▶ [Action item]:
Only one stretch of the listing below is wanted. Begin at the line that has "It is cubic, Fm-3m", stop after the line that has "tblite solves periodic", and repeat every line in between exactly.

= Beginning of Section =
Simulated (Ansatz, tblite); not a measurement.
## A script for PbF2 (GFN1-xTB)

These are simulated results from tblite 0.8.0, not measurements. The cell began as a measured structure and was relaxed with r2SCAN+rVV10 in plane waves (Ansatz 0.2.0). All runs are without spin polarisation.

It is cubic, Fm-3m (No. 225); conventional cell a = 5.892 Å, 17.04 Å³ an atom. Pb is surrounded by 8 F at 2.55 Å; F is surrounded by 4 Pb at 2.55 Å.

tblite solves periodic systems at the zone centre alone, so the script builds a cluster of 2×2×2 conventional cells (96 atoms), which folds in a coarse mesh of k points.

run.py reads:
= End of Section =

▶ [Written answer]:
It is cubic, Fm-3m (No. 225); conventional cell a = 5.892 Å, 17.04 Å³ an atom. Pb is surrounded by 8 F at 2.55 Å; F is surrounded by 4 Pb at 2.55 Å.

tblite solves periodic systems at the zone centre alone, so the script builds a cluster of 2×2×2 conventional cells (96 atoms), which folds in a coarse mesh of k points.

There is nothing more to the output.